---- DATA LISTING
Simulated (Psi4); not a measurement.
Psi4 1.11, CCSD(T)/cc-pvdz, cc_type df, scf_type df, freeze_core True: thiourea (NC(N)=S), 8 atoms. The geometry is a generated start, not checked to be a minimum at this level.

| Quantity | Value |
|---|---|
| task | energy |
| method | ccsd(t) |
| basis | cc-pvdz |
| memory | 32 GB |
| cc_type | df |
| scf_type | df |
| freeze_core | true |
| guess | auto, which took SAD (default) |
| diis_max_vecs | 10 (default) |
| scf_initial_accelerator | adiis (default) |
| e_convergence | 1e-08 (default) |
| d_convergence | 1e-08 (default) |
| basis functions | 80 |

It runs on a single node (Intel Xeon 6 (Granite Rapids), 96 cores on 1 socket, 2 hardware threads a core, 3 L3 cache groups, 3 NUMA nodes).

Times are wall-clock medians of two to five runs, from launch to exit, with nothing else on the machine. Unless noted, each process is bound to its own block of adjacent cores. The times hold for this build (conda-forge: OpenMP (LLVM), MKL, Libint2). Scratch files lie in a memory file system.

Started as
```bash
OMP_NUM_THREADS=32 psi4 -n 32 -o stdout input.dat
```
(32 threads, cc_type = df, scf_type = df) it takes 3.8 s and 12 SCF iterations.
--------

**TASK ITEM**
Only the lines from the top of the data through the line that contains "It runs on a" should be quoted, exactly as they stand.

**RESPONSE BOX**
Simulated (Psi4); not a measurement.
Psi4 1.11, CCSD(T)/cc-pvdz, cc_type df, scf_type df, freeze_core True: thiourea (NC(N)=S), 8 atoms. The geometry is a generated start, not checked to be a minimum at this level.

| Quantity | Value |
|---|---|
| task | energy |
| method | ccsd(t) |
| basis | cc-pvdz |
| memory | 32 GB |
| cc_type | df |
| scf_type | df |
| freeze_core | true |
| guess | auto, which took SAD (default) |
| diis_max_vecs | 10 (default) |
| scf_initial_accelerator | adiis (default) |
| e_convergence | 1e-08 (default) |
| d_convergence | 1e-08 (default) |
| basis functions | 80 |

It runs on a single node (Intel Xeon 6 (Granite Rapids), 96 cores on 1 socket, 2 hardware threads a core, 3 L3 cache groups, 3 NUMA nodes).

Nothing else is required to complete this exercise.